*-*-*

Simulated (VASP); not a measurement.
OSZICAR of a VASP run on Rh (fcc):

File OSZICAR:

*-*-*

> ASSIGNED TASK:
Exactly reproduce all of the entries.

> WRITTEN SOLUTION:
Simulated (VASP); not a measurement.
OSZICAR of a VASP run on Rh (fcc):

File OSZICAR:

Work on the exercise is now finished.